> **Required action**
Where the records below show a line containing "(1.565, 0.324, -1.989)", start copying; end with the line containing "Labels in which", and copy it too.

=== Dataset excerpts ===
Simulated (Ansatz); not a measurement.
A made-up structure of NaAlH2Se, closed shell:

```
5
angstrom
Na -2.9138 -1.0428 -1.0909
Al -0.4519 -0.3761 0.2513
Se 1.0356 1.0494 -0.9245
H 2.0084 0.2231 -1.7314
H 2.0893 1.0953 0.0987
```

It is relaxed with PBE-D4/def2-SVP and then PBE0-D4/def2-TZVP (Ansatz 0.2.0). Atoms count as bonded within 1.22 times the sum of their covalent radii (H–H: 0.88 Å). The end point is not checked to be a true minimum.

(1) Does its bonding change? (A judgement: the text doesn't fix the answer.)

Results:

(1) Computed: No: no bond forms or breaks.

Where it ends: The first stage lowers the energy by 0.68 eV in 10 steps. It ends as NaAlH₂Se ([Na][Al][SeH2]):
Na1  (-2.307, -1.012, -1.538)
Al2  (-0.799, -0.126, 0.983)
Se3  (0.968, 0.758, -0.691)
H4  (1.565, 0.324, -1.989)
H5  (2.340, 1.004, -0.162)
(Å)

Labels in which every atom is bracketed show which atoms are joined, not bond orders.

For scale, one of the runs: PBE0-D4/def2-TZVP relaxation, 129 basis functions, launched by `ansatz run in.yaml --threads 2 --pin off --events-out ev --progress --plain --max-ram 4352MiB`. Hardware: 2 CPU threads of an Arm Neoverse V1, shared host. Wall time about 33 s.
===

> **Written solution**
H4  (1.565, 0.324, -1.989)
H5  (2.340, 1.004, -0.162)
(Å)

Labels in which every atom is bracketed show which atoms are joined, not bond orders.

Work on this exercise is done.